■ Provided records:
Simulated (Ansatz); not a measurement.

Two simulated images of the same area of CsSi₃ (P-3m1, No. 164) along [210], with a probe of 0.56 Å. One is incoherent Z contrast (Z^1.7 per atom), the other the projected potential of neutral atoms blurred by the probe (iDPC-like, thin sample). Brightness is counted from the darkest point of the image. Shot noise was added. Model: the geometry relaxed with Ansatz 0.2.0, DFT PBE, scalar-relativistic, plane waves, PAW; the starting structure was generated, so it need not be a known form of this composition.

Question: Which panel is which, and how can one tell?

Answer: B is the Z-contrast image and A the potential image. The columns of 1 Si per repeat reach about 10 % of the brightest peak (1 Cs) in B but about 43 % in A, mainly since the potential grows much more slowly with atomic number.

■ Work instruction:
Copy range, inclusive: the line holding "Two simulated images" to the line holding "Question: Which panel". Reproduce exactly those lines of the records above and no others.

■ Answer area:
Two simulated images of the same area of CsSi₃ (P-3m1, No. 164) along [210], with a probe of 0.56 Å. One is incoherent Z contrast (Z^1.7 per atom), the other the projected potential of neutral atoms blurred by the probe (iDPC-like, thin sample). Brightness is counted from the darkest point of the image. Shot noise was added. Model: the geometry relaxed with Ansatz 0.2.0, DFT PBE, scalar-relativistic, plane waves, PAW; the starting structure was generated, so it need not be a known form of this composition.

Question: Which panel is which, and how can one tell?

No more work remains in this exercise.